From the first line of the data through the line containing "What reaction is", return each line exactly.

■ ■ ■ ■ ■ ■ ■

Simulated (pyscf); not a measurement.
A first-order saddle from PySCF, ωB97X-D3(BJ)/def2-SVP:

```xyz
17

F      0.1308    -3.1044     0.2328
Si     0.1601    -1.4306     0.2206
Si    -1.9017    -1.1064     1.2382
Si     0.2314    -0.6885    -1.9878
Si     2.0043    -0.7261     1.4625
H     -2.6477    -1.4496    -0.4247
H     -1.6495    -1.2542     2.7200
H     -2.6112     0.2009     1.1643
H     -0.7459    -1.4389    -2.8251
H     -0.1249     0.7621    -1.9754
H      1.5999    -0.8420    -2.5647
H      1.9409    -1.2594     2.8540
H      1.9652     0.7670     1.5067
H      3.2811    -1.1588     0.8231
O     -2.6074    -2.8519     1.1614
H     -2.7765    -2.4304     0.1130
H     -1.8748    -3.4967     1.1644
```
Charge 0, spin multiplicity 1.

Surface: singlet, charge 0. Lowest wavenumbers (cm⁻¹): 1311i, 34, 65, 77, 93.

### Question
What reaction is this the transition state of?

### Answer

■ ■ ■ ■ ■ ■ ■

** WRITTEN RESPONSE **
Simulated (pyscf); not a measurement.
A first-order saddle from PySCF, ωB97X-D3(BJ)/def2-SVP:

```xyz
17

F      0.1308    -3.1044     0.2328
Si     0.1601    -1.4306     0.2206
Si    -1.9017    -1.1064     1.2382
Si     0.2314    -0.6885    -1.9878
Si     2.0043    -0.7261     1.4625
H     -2.6477    -1.4496    -0.4247
H     -1.6495    -1.2542     2.7200
H     -2.6112     0.2009     1.1643
H     -0.7459    -1.4389    -2.8251
H     -0.1249     0.7621    -1.9754
H      1.5999    -0.8420    -2.5647
H      1.9409    -1.2594     2.8540
H      1.9652     0.7670     1.5067
H      3.2811    -1.1588     0.8231
O     -2.6074    -2.8519     1.1614
H     -2.7765    -2.4304     0.1130
H     -1.8748    -3.4967     1.1644
```
Charge 0, spin multiplicity 1.

Surface: singlet, charge 0. Lowest wavenumbers (cm⁻¹): 1311i, 34, 65, 77, 93.

### Question
What reaction is this the transition state of?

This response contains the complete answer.